**Assigned task:**
The data must be transcribed exactly, with no line missing.

**Exercise data:**
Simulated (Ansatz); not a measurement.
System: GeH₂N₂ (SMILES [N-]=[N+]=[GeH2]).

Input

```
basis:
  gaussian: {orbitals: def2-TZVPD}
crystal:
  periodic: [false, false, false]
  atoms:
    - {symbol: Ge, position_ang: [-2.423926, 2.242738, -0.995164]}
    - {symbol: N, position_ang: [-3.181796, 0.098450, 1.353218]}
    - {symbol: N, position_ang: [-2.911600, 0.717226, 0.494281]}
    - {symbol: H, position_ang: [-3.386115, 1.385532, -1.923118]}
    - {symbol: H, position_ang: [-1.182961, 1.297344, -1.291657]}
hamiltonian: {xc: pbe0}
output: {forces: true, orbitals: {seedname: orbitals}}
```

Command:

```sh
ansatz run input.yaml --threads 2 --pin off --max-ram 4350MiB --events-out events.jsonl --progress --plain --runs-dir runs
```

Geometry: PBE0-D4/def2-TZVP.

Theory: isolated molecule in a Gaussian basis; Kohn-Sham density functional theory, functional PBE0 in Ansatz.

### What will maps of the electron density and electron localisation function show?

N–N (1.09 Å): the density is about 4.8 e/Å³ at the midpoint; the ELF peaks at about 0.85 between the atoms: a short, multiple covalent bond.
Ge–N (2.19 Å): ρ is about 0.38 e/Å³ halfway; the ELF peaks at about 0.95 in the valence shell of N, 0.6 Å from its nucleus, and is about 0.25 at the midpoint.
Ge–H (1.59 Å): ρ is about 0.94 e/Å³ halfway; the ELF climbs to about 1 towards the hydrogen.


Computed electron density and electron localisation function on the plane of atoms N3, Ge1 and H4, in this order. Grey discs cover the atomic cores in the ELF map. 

**Response box:**
Simulated (Ansatz); not a measurement.
System: GeH₂N₂ (SMILES [N-]=[N+]=[GeH2]).

Input

```
basis:
  gaussian: {orbitals: def2-TZVPD}
crystal:
  periodic: [false, false, false]
  atoms:
    - {symbol: Ge, position_ang: [-2.423926, 2.242738, -0.995164]}
    - {symbol: N, position_ang: [-3.181796, 0.098450, 1.353218]}
    - {symbol: N, position_ang: [-2.911600, 0.717226, 0.494281]}
    - {symbol: H, position_ang: [-3.386115, 1.385532, -1.923118]}
    - {symbol: H, position_ang: [-1.182961, 1.297344, -1.291657]}
hamiltonian: {xc: pbe0}
output: {forces: true, orbitals: {seedname: orbitals}}
```

Command:

```sh
ansatz run input.yaml --threads 2 --pin off --max-ram 4350MiB --events-out events.jsonl --progress --plain --runs-dir runs
```

Geometry: PBE0-D4/def2-TZVP.

Theory: isolated molecule in a Gaussian basis; Kohn-Sham density functional theory, functional PBE0 in Ansatz.

### What will maps of the electron density and electron localisation function show?

N–N (1.09 Å): the density is about 4.8 e/Å³ at the midpoint; the ELF peaks at about 0.85 between the atoms: a short, multiple covalent bond.
Ge–N (2.19 Å): ρ is about 0.38 e/Å³ halfway; the ELF peaks at about 0.95 in the valence shell of N, 0.6 Å from its nucleus, and is about 0.25 at the midpoint.
Ge–H (1.59 Å): ρ is about 0.94 e/Å³ halfway; the ELF climbs to about 1 towards the hydrogen.


Computed electron density and electron localisation function on the plane of atoms N3, Ge1 and H4, in this order. Grey discs cover the atomic cores in the ELF map. 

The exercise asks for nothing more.